Brief: Below are the entries; give again exactly the lines from the one mentioning "Si4 | 1847.9 |" through the one mentioning "O5 | 538.2 |", inclusive.

Information given:
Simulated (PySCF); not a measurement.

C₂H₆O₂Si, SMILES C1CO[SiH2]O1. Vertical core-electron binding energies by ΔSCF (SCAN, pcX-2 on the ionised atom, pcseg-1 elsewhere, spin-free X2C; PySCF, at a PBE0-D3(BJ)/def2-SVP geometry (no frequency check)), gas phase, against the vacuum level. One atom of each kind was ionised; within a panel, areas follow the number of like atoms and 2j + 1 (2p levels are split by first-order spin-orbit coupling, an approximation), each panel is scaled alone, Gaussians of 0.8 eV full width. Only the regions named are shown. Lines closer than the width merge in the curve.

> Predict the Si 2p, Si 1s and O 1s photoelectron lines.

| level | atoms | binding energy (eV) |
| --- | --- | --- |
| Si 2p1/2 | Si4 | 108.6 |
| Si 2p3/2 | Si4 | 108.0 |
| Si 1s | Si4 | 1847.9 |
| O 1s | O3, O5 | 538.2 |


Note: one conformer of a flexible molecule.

Response area:
| Si 1s | Si4 | 1847.9 |
| O 1s | O3, O5 | 538.2 |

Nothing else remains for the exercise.